• _GIVEN RECORDS_
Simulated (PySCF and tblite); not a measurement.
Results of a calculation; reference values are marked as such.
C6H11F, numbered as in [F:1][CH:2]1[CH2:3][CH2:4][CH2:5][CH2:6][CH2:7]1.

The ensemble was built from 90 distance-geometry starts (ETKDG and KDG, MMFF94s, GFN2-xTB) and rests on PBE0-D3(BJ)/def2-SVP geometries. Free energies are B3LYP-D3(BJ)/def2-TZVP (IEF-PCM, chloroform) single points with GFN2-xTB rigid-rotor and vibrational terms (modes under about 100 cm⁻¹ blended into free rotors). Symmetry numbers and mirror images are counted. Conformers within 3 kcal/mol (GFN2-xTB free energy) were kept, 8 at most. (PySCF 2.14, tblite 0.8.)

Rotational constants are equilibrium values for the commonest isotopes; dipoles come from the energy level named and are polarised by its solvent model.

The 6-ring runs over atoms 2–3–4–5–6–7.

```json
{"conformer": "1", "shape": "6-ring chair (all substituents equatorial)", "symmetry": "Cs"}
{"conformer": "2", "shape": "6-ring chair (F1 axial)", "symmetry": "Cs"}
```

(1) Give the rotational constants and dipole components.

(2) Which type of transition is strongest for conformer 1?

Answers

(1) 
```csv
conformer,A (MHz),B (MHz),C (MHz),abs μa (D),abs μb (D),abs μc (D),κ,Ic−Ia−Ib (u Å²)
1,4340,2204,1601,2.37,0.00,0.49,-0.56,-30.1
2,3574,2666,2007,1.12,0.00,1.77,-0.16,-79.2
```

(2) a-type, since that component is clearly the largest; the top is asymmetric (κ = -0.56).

• _EXERCISE_
An exact reproduction of the listing is needed.

• _EXERCISE RESULT_
Simulated (PySCF and tblite); not a measurement.
Results of a calculation; reference values are marked as such.
C6H11F, numbered as in [F:1][CH:2]1[CH2:3][CH2:4][CH2:5][CH2:6][CH2:7]1.

The ensemble was built from 90 distance-geometry starts (ETKDG and KDG, MMFF94s, GFN2-xTB) and rests on PBE0-D3(BJ)/def2-SVP geometries. Free energies are B3LYP-D3(BJ)/def2-TZVP (IEF-PCM, chloroform) single points with GFN2-xTB rigid-rotor and vibrational terms (modes under about 100 cm⁻¹ blended into free rotors). Symmetry numbers and mirror images are counted. Conformers within 3 kcal/mol (GFN2-xTB free energy) were kept, 8 at most. (PySCF 2.14, tblite 0.8.)

Rotational constants are equilibrium values for the commonest isotopes; dipoles come from the energy level named and are polarised by its solvent model.

The 6-ring runs over atoms 2–3–4–5–6–7.

```json
{"conformer": "1", "shape": "6-ring chair (all substituents equatorial)", "symmetry": "Cs"}
{"conformer": "2", "shape": "6-ring chair (F1 axial)", "symmetry": "Cs"}
```

(1) Give the rotational constants and dipole components.

(2) Which type of transition is strongest for conformer 1?

Answers

(1) 
```csv
conformer,A (MHz),B (MHz),C (MHz),abs μa (D),abs μb (D),abs μc (D),κ,Ic−Ia−Ib (u Å²)
1,4340,2204,1601,2.37,0.00,0.49,-0.56,-30.1
2,3574,2666,2007,1.12,0.00,1.77,-0.16,-79.2
```

(2) a-type, since that component is clearly the largest; the top is asymmetric (κ = -0.56).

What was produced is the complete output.